• WORK REQUEST:
Below are some entries; set them all down exactly.

|---|

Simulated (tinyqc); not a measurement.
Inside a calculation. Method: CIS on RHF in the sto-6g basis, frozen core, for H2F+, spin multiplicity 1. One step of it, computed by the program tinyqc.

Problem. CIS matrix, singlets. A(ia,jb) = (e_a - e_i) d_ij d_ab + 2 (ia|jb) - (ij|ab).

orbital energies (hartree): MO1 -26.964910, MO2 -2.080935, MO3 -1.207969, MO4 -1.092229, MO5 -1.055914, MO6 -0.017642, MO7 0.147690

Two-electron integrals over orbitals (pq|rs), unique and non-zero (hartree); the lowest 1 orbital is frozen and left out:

|---|

• WRITTEN SOLUTION:
Simulated (tinyqc); not a measurement.
Inside a calculation. Method: CIS on RHF in the sto-6g basis, frozen core, for H2F+, spin multiplicity 1. One step of it, computed by the program tinyqc.

Problem. CIS matrix, singlets. A(ia,jb) = (e_a - e_i) d_ij d_ab + 2 (ia|jb) - (ij|ab).

orbital energies (hartree): MO1 -26.964910, MO2 -2.080935, MO3 -1.207969, MO4 -1.092229, MO5 -1.055914, MO6 -0.017642, MO7 0.147690

Two-electron integrals over orbitals (pq|rs), unique and non-zero (hartree); the lowest 1 orbital is frozen and left out:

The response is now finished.